▸ Required action: Copy exactly, please, the lines of the data from its start through the line containing "Relaxation of a".

▸ Extracted information:
● ● ● ● ● ● ●
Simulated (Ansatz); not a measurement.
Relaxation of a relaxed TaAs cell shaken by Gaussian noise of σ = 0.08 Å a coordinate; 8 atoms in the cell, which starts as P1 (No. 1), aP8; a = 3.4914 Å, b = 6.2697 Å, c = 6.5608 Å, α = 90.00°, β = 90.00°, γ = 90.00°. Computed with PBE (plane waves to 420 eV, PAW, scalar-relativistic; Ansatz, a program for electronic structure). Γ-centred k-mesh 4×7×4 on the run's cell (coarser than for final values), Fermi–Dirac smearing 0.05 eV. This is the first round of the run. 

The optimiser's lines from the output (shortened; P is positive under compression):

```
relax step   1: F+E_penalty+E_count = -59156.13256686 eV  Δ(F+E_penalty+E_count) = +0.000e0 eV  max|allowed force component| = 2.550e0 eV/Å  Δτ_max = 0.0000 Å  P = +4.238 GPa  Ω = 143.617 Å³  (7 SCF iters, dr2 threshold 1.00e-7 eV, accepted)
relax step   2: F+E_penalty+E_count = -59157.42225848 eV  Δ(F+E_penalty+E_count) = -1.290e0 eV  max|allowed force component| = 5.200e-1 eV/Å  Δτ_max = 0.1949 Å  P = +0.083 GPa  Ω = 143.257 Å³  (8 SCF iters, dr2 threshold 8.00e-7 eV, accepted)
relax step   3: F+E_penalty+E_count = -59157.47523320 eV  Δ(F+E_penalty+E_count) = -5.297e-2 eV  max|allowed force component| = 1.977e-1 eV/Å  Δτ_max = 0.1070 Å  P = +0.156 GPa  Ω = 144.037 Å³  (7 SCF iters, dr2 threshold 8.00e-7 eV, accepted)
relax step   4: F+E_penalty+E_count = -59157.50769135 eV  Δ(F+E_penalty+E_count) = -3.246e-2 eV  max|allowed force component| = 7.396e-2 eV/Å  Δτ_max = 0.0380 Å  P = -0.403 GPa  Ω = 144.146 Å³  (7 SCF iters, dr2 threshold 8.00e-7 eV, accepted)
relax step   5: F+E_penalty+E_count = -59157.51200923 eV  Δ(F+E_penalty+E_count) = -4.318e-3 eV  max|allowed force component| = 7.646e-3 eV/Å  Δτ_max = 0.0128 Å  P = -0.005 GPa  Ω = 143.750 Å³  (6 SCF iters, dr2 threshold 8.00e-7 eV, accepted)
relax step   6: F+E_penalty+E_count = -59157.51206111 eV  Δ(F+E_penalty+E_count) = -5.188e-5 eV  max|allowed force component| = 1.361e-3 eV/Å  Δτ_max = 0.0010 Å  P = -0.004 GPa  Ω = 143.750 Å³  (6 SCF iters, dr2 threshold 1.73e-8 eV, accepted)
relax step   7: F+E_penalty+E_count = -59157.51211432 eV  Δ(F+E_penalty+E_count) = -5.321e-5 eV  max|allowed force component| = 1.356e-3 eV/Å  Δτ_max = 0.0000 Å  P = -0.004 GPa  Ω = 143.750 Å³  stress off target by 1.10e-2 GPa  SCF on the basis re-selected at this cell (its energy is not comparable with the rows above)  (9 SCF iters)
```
● ● ● ● ● ● ●

▸ Response:
Simulated (Ansatz); not a measurement.
Relaxation of a relaxed TaAs cell shaken by Gaussian noise of σ = 0.08 Å a coordinate; 8 atoms in the cell, which starts as P1 (No. 1), aP8; a = 3.4914 Å, b = 6.2697 Å, c = 6.5608 Å, α = 90.00°, β = 90.00°, γ = 90.00°. Computed with PBE (plane waves to 420 eV, PAW, scalar-relativistic; Ansatz, a program for electronic structure). Γ-centred k-mesh 4×7×4 on the run's cell (coarser than for final values), Fermi–Dirac smearing 0.05 eV. This is the first round of the run. 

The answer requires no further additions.